### Activity
Transcribe every record that appears below, exactly and in full.

*** Data for review ***
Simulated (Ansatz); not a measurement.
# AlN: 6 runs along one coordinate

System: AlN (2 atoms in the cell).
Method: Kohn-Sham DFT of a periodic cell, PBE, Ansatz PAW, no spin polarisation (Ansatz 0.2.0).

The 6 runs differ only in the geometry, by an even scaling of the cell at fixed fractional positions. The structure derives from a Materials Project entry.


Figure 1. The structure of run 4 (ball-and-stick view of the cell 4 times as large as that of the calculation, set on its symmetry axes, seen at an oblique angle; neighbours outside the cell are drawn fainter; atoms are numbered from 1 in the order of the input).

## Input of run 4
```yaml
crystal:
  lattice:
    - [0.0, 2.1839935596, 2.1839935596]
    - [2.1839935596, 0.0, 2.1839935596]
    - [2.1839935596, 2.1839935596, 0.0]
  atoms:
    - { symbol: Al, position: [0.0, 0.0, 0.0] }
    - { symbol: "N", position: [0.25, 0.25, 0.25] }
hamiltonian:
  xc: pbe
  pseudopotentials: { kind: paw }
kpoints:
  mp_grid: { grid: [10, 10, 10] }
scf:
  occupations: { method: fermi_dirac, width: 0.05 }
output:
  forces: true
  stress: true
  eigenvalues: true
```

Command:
***

### Response area
Simulated (Ansatz); not a measurement.
# AlN: 6 runs along one coordinate

System: AlN (2 atoms in the cell).
Method: Kohn-Sham DFT of a periodic cell, PBE, Ansatz PAW, no spin polarisation (Ansatz 0.2.0).

The 6 runs differ only in the geometry, by an even scaling of the cell at fixed fractional positions. The structure derives from a Materials Project entry.


Figure 1. The structure of run 4 (ball-and-stick view of the cell 4 times as large as that of the calculation, set on its symmetry axes, seen at an oblique angle; neighbours outside the cell are drawn fainter; atoms are numbered from 1 in the order of the input).

## Input of run 4
```yaml
crystal:
  lattice:
    - [0.0, 2.1839935596, 2.1839935596]
    - [2.1839935596, 0.0, 2.1839935596]
    - [2.1839935596, 2.1839935596, 0.0]
  atoms:
    - { symbol: Al, position: [0.0, 0.0, 0.0] }
    - { symbol: "N", position: [0.25, 0.25, 0.25] }
hamiltonian:
  xc: pbe
  pseudopotentials: { kind: paw }
kpoints:
  mp_grid: { grid: [10, 10, 10] }
scf:
  occupations: { method: fermi_dirac, width: 0.05 }
output:
  forces: true
  stress: true
  eigenvalues: true
```

Command:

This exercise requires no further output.